**DATASET:**
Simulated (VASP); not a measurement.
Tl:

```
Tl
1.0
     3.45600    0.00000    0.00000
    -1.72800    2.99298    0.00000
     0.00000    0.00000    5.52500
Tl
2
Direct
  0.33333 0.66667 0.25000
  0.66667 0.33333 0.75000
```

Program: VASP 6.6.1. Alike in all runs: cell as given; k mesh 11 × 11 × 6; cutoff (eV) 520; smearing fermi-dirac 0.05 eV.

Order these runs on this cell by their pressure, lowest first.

**ACTIVITY:** The whole listing above must be copied exactly.

**ANSWER SECTION:**
Simulated (VASP); not a measurement.
Tl:

```
Tl
1.0
     3.45600    0.00000    0.00000
    -1.72800    2.99298    0.00000
     0.00000    0.00000    5.52500
Tl
2
Direct
  0.33333 0.66667 0.25000
  0.66667 0.33333 0.75000
```

Program: VASP 6.6.1. Alike in all runs: cell as given; k mesh 11 × 11 × 6; cutoff (eV) 520; smearing fermi-dirac 0.05 eV.

Order these runs on this cell by their pressure, lowest first.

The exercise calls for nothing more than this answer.